**Required action:**
Return every line of the listing exactly as written.

**Extracted information:**
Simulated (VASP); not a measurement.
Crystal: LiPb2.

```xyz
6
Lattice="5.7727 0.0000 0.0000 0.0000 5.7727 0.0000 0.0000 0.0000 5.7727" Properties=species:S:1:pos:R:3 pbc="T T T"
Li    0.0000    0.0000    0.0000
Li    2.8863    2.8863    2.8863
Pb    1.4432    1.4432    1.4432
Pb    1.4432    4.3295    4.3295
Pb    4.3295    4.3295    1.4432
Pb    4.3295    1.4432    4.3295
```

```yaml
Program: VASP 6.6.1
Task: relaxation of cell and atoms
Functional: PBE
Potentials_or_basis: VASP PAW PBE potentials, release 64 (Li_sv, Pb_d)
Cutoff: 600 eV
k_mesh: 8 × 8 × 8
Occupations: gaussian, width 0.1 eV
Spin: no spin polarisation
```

**Exercise response:**
Simulated (VASP); not a measurement.
Crystal: LiPb2.

```xyz
6
Lattice="5.7727 0.0000 0.0000 0.0000 5.7727 0.0000 0.0000 0.0000 5.7727" Properties=species:S:1:pos:R:3 pbc="T T T"
Li    0.0000    0.0000    0.0000
Li    2.8863    2.8863    2.8863
Pb    1.4432    1.4432    1.4432
Pb    1.4432    4.3295    4.3295
Pb    4.3295    4.3295    1.4432
Pb    4.3295    1.4432    4.3295
```

```yaml
Program: VASP 6.6.1
Task: relaxation of cell and atoms
Functional: PBE
Potentials_or_basis: VASP PAW PBE potentials, release 64 (Li_sv, Pb_d)
Cutoff: 600 eV
k_mesh: 8 × 8 × 8
Occupations: gaussian, width 0.1 eV
Spin: no spin polarisation
```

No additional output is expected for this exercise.